Work request: The full set of entries is to be returned word for word.

** Opening Data to examine block **

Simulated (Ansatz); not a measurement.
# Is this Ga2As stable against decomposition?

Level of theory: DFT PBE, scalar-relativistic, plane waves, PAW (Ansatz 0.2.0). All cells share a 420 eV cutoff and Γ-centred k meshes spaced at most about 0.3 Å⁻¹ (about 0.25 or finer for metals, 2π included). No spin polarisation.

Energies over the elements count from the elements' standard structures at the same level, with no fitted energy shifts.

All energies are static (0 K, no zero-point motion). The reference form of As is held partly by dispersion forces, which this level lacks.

** Closing Data to examine block **

Written solution:
Simulated (Ansatz); not a measurement.
# Is this Ga2As stable against decomposition?

Level of theory: DFT PBE, scalar-relativistic, plane waves, PAW (Ansatz 0.2.0). All cells share a 420 eV cutoff and Γ-centred k meshes spaced at most about 0.3 Å⁻¹ (about 0.25 or finer for metals, 2π included). No spin polarisation.

Energies over the elements count from the elements' standard structures at the same level, with no fitted energy shifts.

All energies are static (0 K, no zero-point motion). The reference form of As is held partly by dispersion forces, which this level lacks.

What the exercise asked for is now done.